■ Supplied entries:
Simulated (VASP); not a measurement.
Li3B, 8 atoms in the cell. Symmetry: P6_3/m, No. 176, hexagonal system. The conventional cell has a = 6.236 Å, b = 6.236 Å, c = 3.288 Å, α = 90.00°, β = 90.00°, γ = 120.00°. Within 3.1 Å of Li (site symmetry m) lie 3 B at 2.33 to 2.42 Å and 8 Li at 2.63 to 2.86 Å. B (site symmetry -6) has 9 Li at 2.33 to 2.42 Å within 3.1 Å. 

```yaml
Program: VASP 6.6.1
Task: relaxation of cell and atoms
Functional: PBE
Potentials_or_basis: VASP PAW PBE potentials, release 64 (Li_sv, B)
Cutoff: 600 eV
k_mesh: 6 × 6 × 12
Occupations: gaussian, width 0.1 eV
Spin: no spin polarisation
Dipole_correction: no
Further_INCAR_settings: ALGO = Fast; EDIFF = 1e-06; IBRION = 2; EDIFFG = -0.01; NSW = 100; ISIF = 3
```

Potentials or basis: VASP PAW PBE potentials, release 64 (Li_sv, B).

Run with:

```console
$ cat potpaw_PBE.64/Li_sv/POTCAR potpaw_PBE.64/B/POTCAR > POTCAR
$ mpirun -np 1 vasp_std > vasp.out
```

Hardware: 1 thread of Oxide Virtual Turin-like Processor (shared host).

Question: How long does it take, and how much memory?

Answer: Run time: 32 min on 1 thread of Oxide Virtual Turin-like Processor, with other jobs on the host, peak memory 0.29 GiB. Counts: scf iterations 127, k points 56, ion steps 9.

■ Work item: Once more, write out all the data exactly.

■ Exercise result:
Simulated (VASP); not a measurement.
Li3B, 8 atoms in the cell. Symmetry: P6_3/m, No. 176, hexagonal system. The conventional cell has a = 6.236 Å, b = 6.236 Å, c = 3.288 Å, α = 90.00°, β = 90.00°, γ = 120.00°. Within 3.1 Å of Li (site symmetry m) lie 3 B at 2.33 to 2.42 Å and 8 Li at 2.63 to 2.86 Å. B (site symmetry -6) has 9 Li at 2.33 to 2.42 Å within 3.1 Å. 

```yaml
Program: VASP 6.6.1
Task: relaxation of cell and atoms
Functional: PBE
Potentials_or_basis: VASP PAW PBE potentials, release 64 (Li_sv, B)
Cutoff: 600 eV
k_mesh: 6 × 6 × 12
Occupations: gaussian, width 0.1 eV
Spin: no spin polarisation
Dipole_correction: no
Further_INCAR_settings: ALGO = Fast; EDIFF = 1e-06; IBRION = 2; EDIFFG = -0.01; NSW = 100; ISIF = 3
```

Potentials or basis: VASP PAW PBE potentials, release 64 (Li_sv, B).

Run with:

```console
$ cat potpaw_PBE.64/Li_sv/POTCAR potpaw_PBE.64/B/POTCAR > POTCAR
$ mpirun -np 1 vasp_std > vasp.out
```

Hardware: 1 thread of Oxide Virtual Turin-like Processor (shared host).

Question: How long does it take, and how much memory?

Answer: Run time: 32 min on 1 thread of Oxide Virtual Turin-like Processor, with other jobs on the host, peak memory 0.29 GiB. Counts: scf iterations 127, k points 56, ion steps 9.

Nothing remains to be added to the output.